- Opening Delimiter -

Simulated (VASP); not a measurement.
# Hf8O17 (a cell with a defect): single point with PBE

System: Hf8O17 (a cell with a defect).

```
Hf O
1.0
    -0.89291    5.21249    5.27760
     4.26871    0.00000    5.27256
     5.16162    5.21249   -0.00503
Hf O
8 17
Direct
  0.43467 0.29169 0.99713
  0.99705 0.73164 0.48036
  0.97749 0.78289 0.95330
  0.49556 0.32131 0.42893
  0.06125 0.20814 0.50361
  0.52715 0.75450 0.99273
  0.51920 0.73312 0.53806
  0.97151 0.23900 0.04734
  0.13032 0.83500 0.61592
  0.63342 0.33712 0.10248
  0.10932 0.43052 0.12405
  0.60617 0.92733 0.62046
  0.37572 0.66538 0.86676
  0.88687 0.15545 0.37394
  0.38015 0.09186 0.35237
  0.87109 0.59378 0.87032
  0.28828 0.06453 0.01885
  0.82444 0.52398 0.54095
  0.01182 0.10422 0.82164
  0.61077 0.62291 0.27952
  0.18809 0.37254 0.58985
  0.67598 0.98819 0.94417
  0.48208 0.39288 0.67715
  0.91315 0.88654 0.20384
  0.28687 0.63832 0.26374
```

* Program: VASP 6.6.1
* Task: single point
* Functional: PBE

- Closing Delimiter -

Word for word, copy out all the data given above.

Simulated (VASP); not a measurement.
# Hf8O17 (a cell with a defect): single point with PBE

System: Hf8O17 (a cell with a defect).

```
Hf O
1.0
    -0.89291    5.21249    5.27760
     4.26871    0.00000    5.27256
     5.16162    5.21249   -0.00503
Hf O
8 17
Direct
  0.43467 0.29169 0.99713
  0.99705 0.73164 0.48036
  0.97749 0.78289 0.95330
  0.49556 0.32131 0.42893
  0.06125 0.20814 0.50361
  0.52715 0.75450 0.99273
  0.51920 0.73312 0.53806
  0.97151 0.23900 0.04734
  0.13032 0.83500 0.61592
  0.63342 0.33712 0.10248
  0.10932 0.43052 0.12405
  0.60617 0.92733 0.62046
  0.37572 0.66538 0.86676
  0.88687 0.15545 0.37394
  0.38015 0.09186 0.35237
  0.87109 0.59378 0.87032
  0.28828 0.06453 0.01885
  0.82444 0.52398 0.54095
  0.01182 0.10422 0.82164
  0.61077 0.62291 0.27952
  0.18809 0.37254 0.58985
  0.67598 0.98819 0.94417
  0.48208 0.39288 0.67715
  0.91315 0.88654 0.20384
  0.28687 0.63832 0.26374
```

* Program: VASP 6.6.1
* Task: single point
* Functional: PBE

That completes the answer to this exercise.